Supplied records:
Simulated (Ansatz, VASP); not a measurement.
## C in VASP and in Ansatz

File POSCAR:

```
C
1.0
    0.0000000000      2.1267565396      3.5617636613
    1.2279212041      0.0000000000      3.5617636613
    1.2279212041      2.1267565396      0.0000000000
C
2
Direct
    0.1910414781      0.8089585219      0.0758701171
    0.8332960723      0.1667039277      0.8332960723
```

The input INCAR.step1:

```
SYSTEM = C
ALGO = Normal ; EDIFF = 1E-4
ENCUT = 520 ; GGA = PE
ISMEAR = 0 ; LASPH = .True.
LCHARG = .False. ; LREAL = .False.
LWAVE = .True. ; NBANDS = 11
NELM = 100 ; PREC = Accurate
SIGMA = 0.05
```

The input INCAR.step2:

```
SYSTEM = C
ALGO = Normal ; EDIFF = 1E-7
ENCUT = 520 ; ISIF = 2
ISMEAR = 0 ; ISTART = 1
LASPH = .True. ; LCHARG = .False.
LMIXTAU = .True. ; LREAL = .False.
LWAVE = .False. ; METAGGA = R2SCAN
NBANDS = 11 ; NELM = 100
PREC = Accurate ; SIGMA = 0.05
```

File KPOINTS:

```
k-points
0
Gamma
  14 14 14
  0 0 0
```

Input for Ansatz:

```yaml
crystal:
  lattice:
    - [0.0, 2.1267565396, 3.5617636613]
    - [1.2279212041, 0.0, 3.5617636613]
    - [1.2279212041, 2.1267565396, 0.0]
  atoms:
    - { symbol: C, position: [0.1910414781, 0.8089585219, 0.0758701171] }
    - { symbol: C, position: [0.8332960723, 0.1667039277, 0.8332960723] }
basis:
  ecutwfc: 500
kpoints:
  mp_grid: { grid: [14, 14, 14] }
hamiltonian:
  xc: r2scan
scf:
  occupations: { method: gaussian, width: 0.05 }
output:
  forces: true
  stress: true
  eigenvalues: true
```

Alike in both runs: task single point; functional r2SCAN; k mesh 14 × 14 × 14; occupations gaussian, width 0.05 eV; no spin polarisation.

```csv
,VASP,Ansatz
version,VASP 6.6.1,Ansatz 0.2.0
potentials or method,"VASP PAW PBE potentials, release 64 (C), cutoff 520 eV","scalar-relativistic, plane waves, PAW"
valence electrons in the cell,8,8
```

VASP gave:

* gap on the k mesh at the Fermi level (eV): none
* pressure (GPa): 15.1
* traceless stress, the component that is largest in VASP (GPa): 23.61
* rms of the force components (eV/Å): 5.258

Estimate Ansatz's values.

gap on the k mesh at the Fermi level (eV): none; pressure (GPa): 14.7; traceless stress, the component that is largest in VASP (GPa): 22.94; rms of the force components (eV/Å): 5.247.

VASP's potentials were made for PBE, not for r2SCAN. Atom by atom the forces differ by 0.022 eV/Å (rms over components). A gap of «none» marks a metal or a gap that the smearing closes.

Activity:
Nothing but the exact lines from the start of the material through the line holding "gap on the k mesh at the Fermi level (eV): none;", both included, belongs in the answer.

Task solution:
Simulated (Ansatz, VASP); not a measurement.
## C in VASP and in Ansatz

File POSCAR:

```
C
1.0
    0.0000000000      2.1267565396      3.5617636613
    1.2279212041      0.0000000000      3.5617636613
    1.2279212041      2.1267565396      0.0000000000
C
2
Direct
    0.1910414781      0.8089585219      0.0758701171
    0.8332960723      0.1667039277      0.8332960723
```

The input INCAR.step1:

```
SYSTEM = C
ALGO = Normal ; EDIFF = 1E-4
ENCUT = 520 ; GGA = PE
ISMEAR = 0 ; LASPH = .True.
LCHARG = .False. ; LREAL = .False.
LWAVE = .True. ; NBANDS = 11
NELM = 100 ; PREC = Accurate
SIGMA = 0.05
```

The input INCAR.step2:

```
SYSTEM = C
ALGO = Normal ; EDIFF = 1E-7
ENCUT = 520 ; ISIF = 2
ISMEAR = 0 ; ISTART = 1
LASPH = .True. ; LCHARG = .False.
LMIXTAU = .True. ; LREAL = .False.
LWAVE = .False. ; METAGGA = R2SCAN
NBANDS = 11 ; NELM = 100
PREC = Accurate ; SIGMA = 0.05
```

File KPOINTS:

```
k-points
0
Gamma
  14 14 14
  0 0 0
```

Input for Ansatz:

```yaml
crystal:
  lattice:
    - [0.0, 2.1267565396, 3.5617636613]
    - [1.2279212041, 0.0, 3.5617636613]
    - [1.2279212041, 2.1267565396, 0.0]
  atoms:
    - { symbol: C, position: [0.1910414781, 0.8089585219, 0.0758701171] }
    - { symbol: C, position: [0.8332960723, 0.1667039277, 0.8332960723] }
basis:
  ecutwfc: 500
kpoints:
  mp_grid: { grid: [14, 14, 14] }
hamiltonian:
  xc: r2scan
scf:
  occupations: { method: gaussian, width: 0.05 }
output:
  forces: true
  stress: true
  eigenvalues: true
```

Alike in both runs: task single point; functional r2SCAN; k mesh 14 × 14 × 14; occupations gaussian, width 0.05 eV; no spin polarisation.

```csv
,VASP,Ansatz
version,VASP 6.6.1,Ansatz 0.2.0
potentials or method,"VASP PAW PBE potentials, release 64 (C), cutoff 520 eV","scalar-relativistic, plane waves, PAW"
valence electrons in the cell,8,8
```

VASP gave:

* gap on the k mesh at the Fermi level (eV): none
* pressure (GPa): 15.1
* traceless stress, the component that is largest in VASP (GPa): 23.61
* rms of the force components (eV/Å): 5.258

Estimate Ansatz's values.

gap on the k mesh at the Fermi level (eV): none; pressure (GPa): 14.7; traceless stress, the component that is largest in VASP (GPa): 22.94; rms of the force components (eV/Å): 5.247.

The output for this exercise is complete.